^^^^

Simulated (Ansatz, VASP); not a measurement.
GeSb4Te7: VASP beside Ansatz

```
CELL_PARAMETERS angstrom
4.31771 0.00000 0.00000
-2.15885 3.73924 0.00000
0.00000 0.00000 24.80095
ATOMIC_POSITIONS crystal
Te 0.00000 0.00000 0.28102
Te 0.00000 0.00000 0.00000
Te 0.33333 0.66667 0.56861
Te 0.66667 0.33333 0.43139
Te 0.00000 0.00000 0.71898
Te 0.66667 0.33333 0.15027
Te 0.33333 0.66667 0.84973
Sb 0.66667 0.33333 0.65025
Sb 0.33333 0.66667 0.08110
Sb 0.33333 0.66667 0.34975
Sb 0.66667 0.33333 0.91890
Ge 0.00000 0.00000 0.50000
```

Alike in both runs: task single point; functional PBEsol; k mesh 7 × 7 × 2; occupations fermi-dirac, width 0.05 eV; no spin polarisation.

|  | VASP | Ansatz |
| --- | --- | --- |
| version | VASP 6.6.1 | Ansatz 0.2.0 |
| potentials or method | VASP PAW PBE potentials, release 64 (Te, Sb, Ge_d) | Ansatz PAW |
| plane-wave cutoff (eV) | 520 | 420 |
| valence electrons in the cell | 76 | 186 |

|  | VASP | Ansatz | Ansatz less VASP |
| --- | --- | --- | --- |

^^^^

Word for word, return all of the records.

◆ **ANSWER BOX**:
Simulated (Ansatz, VASP); not a measurement.
GeSb4Te7: VASP beside Ansatz

```
CELL_PARAMETERS angstrom
4.31771 0.00000 0.00000
-2.15885 3.73924 0.00000
0.00000 0.00000 24.80095
ATOMIC_POSITIONS crystal
Te 0.00000 0.00000 0.28102
Te 0.00000 0.00000 0.00000
Te 0.33333 0.66667 0.56861
Te 0.66667 0.33333 0.43139
Te 0.00000 0.00000 0.71898
Te 0.66667 0.33333 0.15027
Te 0.33333 0.66667 0.84973
Sb 0.66667 0.33333 0.65025
Sb 0.33333 0.66667 0.08110
Sb 0.33333 0.66667 0.34975
Sb 0.66667 0.33333 0.91890
Ge 0.00000 0.00000 0.50000
```

Alike in both runs: task single point; functional PBEsol; k mesh 7 × 7 × 2; occupations fermi-dirac, width 0.05 eV; no spin polarisation.

|  | VASP | Ansatz |
| --- | --- | --- |
| version | VASP 6.6.1 | Ansatz 0.2.0 |
| potentials or method | VASP PAW PBE potentials, release 64 (Te, Sb, Ge_d) | Ansatz PAW |
| plane-wave cutoff (eV) | 520 | 420 |
| valence electrons in the cell | 76 | 186 |

|  | VASP | Ansatz | Ansatz less VASP |
| --- | --- | --- | --- |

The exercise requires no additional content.